Reproduce only the lines of the material below that start at the line containing "the sc crystal?**" and stop at the line containing "Problem. Rank them by Δ, smallest first.". Keep both end lines.

•••••

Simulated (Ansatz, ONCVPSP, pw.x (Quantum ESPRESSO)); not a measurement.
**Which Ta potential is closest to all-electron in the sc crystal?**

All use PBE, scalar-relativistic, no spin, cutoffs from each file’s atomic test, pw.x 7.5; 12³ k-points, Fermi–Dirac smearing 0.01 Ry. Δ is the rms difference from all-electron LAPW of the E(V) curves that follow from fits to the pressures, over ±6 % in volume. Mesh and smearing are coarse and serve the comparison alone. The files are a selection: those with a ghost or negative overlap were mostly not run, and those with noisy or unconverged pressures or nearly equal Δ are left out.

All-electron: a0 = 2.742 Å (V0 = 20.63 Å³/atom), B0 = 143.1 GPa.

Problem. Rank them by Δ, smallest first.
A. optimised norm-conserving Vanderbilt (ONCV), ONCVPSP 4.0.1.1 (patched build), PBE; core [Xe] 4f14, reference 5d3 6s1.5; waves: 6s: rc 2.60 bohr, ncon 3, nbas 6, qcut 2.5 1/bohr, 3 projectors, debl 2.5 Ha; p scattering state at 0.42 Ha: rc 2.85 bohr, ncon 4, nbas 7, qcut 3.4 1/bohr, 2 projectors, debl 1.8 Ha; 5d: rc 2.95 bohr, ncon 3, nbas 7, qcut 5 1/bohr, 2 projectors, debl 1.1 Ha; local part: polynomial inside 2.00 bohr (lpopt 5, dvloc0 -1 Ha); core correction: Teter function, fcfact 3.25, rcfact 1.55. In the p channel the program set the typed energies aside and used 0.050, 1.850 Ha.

•••••

EXERCISE SOLUTION:
**Which Ta potential is closest to all-electron in the sc crystal?**

All use PBE, scalar-relativistic, no spin, cutoffs from each file’s atomic test, pw.x 7.5; 12³ k-points, Fermi–Dirac smearing 0.01 Ry. Δ is the rms difference from all-electron LAPW of the E(V) curves that follow from fits to the pressures, over ±6 % in volume. Mesh and smearing are coarse and serve the comparison alone. The files are a selection: those with a ghost or negative overlap were mostly not run, and those with noisy or unconverged pressures or nearly equal Δ are left out.

All-electron: a0 = 2.742 Å (V0 = 20.63 Å³/atom), B0 = 143.1 GPa.

Problem. Rank them by Δ, smallest first.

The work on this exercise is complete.